---*---

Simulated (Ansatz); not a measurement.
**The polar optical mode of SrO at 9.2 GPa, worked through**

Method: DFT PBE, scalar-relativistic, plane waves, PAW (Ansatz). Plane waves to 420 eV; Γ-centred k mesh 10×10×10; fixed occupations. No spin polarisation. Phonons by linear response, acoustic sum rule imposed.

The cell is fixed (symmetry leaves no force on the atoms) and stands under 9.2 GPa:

---*---

▶ [Brief] Having read the entries, repeat them all exactly.

▶ [Answer area]
Simulated (Ansatz); not a measurement.
**The polar optical mode of SrO at 9.2 GPa, worked through**

Method: DFT PBE, scalar-relativistic, plane waves, PAW (Ansatz). Plane waves to 420 eV; Γ-centred k mesh 10×10×10; fixed occupations. No spin polarisation. Phonons by linear response, acoustic sum rule imposed.

The cell is fixed (symmetry leaves no force on the atoms) and stands under 9.2 GPa:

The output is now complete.